▸ **Listed entries**
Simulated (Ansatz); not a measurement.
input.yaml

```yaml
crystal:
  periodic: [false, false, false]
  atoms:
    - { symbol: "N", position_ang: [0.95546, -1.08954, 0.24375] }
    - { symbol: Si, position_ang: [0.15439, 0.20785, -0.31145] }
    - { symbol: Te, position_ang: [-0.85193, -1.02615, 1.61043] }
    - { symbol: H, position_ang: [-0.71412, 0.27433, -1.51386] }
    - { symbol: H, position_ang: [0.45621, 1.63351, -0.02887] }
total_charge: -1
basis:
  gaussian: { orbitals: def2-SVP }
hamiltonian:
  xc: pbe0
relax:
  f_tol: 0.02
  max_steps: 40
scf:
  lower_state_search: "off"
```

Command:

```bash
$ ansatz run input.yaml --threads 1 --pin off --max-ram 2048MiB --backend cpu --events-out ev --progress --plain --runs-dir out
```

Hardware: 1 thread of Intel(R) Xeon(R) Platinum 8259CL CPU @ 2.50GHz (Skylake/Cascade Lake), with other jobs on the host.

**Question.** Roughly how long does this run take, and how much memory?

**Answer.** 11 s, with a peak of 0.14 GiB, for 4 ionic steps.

▸ **Work instruction**
Give back the full listing exactly as it stands above.

▸ **Your response**
Simulated (Ansatz); not a measurement.
input.yaml

```yaml
crystal:
  periodic: [false, false, false]
  atoms:
    - { symbol: "N", position_ang: [0.95546, -1.08954, 0.24375] }
    - { symbol: Si, position_ang: [0.15439, 0.20785, -0.31145] }
    - { symbol: Te, position_ang: [-0.85193, -1.02615, 1.61043] }
    - { symbol: H, position_ang: [-0.71412, 0.27433, -1.51386] }
    - { symbol: H, position_ang: [0.45621, 1.63351, -0.02887] }
total_charge: -1
basis:
  gaussian: { orbitals: def2-SVP }
hamiltonian:
  xc: pbe0
relax:
  f_tol: 0.02
  max_steps: 40
scf:
  lower_state_search: "off"
```

Command:

```bash
$ ansatz run input.yaml --threads 1 --pin off --max-ram 2048MiB --backend cpu --events-out ev --progress --plain --runs-dir out
```

Hardware: 1 thread of Intel(R) Xeon(R) Platinum 8259CL CPU @ 2.50GHz (Skylake/Cascade Lake), with other jobs on the host.

**Question.** Roughly how long does this run take, and how much memory?

**Answer.** 11 s, with a peak of 0.14 GiB, for 4 ionic steps.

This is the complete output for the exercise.